● ACTION ITEM
Would you write out, word for word, each line of the records below from the top through the one holding "13 × 13 × 13"?

● DATA LISTING

-.-.-

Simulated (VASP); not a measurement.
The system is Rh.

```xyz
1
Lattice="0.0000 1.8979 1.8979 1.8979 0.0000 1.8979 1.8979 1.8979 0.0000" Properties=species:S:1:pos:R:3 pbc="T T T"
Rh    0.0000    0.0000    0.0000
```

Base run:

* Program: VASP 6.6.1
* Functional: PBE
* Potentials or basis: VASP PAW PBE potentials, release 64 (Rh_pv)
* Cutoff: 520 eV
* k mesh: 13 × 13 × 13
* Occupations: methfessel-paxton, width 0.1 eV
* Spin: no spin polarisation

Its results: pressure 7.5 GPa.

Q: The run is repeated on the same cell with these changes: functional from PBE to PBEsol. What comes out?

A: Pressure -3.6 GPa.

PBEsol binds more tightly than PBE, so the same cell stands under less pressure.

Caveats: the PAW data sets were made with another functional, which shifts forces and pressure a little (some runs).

-.-.-

● TASK SOLUTION
Simulated (VASP); not a measurement.
The system is Rh.

```xyz
1
Lattice="0.0000 1.8979 1.8979 1.8979 0.0000 1.8979 1.8979 1.8979 0.0000" Properties=species:S:1:pos:R:3 pbc="T T T"
Rh    0.0000    0.0000    0.0000
```

Base run:

* Program: VASP 6.6.1
* Functional: PBE
* Potentials or basis: VASP PAW PBE potentials, release 64 (Rh_pv)
* Cutoff: 520 eV
* k mesh: 13 × 13 × 13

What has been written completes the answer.